- - -
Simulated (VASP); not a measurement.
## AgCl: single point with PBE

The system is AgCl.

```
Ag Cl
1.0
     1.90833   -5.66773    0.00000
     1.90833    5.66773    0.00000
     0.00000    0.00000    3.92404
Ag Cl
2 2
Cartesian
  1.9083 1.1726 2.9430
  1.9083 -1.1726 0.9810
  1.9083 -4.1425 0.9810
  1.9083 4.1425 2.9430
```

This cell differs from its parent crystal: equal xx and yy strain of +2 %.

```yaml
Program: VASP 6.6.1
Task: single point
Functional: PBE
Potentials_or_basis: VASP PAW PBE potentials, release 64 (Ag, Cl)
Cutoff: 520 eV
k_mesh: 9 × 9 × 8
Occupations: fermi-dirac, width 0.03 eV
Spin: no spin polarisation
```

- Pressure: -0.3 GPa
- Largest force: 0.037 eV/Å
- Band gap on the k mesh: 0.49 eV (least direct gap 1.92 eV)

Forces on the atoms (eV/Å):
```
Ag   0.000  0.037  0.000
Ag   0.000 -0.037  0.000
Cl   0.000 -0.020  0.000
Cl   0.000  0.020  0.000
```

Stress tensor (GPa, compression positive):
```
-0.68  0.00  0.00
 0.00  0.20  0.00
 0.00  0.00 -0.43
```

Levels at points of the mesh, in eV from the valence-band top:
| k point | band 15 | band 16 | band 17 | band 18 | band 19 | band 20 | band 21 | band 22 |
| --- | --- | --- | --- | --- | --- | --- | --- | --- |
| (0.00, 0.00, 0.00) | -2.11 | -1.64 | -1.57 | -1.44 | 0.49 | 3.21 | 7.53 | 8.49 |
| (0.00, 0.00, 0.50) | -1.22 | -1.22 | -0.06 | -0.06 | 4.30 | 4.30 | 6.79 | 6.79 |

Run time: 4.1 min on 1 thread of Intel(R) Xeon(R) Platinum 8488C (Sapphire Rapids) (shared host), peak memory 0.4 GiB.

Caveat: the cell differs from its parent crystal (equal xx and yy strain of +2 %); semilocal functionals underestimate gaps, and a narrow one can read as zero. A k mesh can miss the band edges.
- - -

WORK ORDER:
Take the lines from the start of the records through the line holding "Run time: 4.1", both included, and please print them exactly, with nothing else.

EXERCISE RESPONSE:
Simulated (VASP); not a measurement.
## AgCl: single point with PBE

The system is AgCl.

```
Ag Cl
1.0
     1.90833   -5.66773    0.00000
     1.90833    5.66773    0.00000
     0.00000    0.00000    3.92404
Ag Cl
2 2
Cartesian
  1.9083 1.1726 2.9430
  1.9083 -1.1726 0.9810
  1.9083 -4.1425 0.9810
  1.9083 4.1425 2.9430
```

This cell differs from its parent crystal: equal xx and yy strain of +2 %.

```yaml
Program: VASP 6.6.1
Task: single point
Functional: PBE
Potentials_or_basis: VASP PAW PBE potentials, release 64 (Ag, Cl)
Cutoff: 520 eV
k_mesh: 9 × 9 × 8
Occupations: fermi-dirac, width 0.03 eV
Spin: no spin polarisation
```

- Pressure: -0.3 GPa
- Largest force: 0.037 eV/Å
- Band gap on the k mesh: 0.49 eV (least direct gap 1.92 eV)

Forces on the atoms (eV/Å):
```
Ag   0.000  0.037  0.000
Ag   0.000 -0.037  0.000
Cl   0.000 -0.020  0.000
Cl   0.000  0.020  0.000
```

Stress tensor (GPa, compression positive):
```
-0.68  0.00  0.00
 0.00  0.20  0.00
 0.00  0.00 -0.43
```

Levels at points of the mesh, in eV from the valence-band top:
| k point | band 15 | band 16 | band 17 | band 18 | band 19 | band 20 | band 21 | band 22 |
| --- | --- | --- | --- | --- | --- | --- | --- | --- |
| (0.00, 0.00, 0.00) | -2.11 | -1.64 | -1.57 | -1.44 | 0.49 | 3.21 | 7.53 | 8.49 |
| (0.00, 0.00, 0.50) | -1.22 | -1.22 | -0.06 | -0.06 | 4.30 | 4.30 | 6.79 | 6.79 |

Run time: 4.1 min on 1 thread of Intel(R) Xeon(R) Platinum 8488C (Sapphire Rapids) (shared host), peak memory 0.4 GiB.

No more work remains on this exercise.